* DATA SUPPLIED *
☆ ☆ ☆ ☆
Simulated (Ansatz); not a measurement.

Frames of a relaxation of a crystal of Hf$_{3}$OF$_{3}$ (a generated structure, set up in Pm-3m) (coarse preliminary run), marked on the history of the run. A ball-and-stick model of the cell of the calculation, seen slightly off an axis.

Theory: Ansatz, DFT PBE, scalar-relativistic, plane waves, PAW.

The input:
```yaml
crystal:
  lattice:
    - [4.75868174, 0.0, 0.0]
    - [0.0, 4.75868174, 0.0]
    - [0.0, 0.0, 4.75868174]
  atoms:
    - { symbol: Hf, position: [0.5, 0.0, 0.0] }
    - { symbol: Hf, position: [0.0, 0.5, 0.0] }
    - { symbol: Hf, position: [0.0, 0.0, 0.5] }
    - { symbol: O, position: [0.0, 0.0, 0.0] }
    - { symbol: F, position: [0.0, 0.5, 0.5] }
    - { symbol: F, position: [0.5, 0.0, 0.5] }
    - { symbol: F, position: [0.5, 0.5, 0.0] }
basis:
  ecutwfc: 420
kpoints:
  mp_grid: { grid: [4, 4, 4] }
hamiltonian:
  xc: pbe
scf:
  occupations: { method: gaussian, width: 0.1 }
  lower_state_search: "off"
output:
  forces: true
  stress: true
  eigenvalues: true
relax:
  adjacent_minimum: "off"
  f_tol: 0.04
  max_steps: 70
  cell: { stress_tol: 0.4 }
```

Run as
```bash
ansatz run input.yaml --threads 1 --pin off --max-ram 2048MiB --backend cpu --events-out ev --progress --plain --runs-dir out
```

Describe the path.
☆ ☆ ☆ ☆

* BRIEF *
Repeat every line of the data word for word until you have repeated the line that contains "Frames of a", which is the last one to include.

* ANSWER SECTION *
Simulated (Ansatz); not a measurement.

Frames of a relaxation of a crystal of Hf$_{3}$OF$_{3}$ (a generated structure, set up in Pm-3m) (coarse preliminary run), marked on the history of the run. A ball-and-stick model of the cell of the calculation, seen slightly off an axis.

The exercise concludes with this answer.